Records provided –
---+---
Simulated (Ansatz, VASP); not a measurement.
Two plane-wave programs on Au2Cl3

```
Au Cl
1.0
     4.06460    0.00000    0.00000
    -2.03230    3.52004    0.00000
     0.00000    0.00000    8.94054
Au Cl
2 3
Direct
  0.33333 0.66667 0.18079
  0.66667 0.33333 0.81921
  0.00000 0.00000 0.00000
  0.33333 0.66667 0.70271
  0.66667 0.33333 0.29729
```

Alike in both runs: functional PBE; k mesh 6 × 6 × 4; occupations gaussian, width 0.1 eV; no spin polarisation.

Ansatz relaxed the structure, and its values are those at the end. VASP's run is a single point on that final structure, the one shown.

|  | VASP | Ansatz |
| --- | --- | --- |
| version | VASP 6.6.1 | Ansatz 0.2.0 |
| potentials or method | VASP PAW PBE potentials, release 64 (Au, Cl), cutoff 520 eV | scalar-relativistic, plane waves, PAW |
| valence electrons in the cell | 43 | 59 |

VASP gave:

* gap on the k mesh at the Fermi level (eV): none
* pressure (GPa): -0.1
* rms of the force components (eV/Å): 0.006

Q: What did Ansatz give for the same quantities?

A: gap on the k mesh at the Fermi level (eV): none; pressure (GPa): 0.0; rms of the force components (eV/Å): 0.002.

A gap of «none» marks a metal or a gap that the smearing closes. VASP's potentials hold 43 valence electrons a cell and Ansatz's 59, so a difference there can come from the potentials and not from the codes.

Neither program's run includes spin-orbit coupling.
---+---

Exercise –
Exactly as written, reproduce the lines of the data above from the first line through the line where "Ansatz 0.2.0 |" appears.

Written solution –
Simulated (Ansatz, VASP); not a measurement.
Two plane-wave programs on Au2Cl3

```
Au Cl
1.0
     4.06460    0.00000    0.00000
    -2.03230    3.52004    0.00000
     0.00000    0.00000    8.94054
Au Cl
2 3
Direct
  0.33333 0.66667 0.18079
  0.66667 0.33333 0.81921
  0.00000 0.00000 0.00000
  0.33333 0.66667 0.70271
  0.66667 0.33333 0.29729
```

Alike in both runs: functional PBE; k mesh 6 × 6 × 4; occupations gaussian, width 0.1 eV; no spin polarisation.

Ansatz relaxed the structure, and its values are those at the end. VASP's run is a single point on that final structure, the one shown.

|  | VASP | Ansatz |
| --- | --- | --- |
| version | VASP 6.6.1 | Ansatz 0.2.0 |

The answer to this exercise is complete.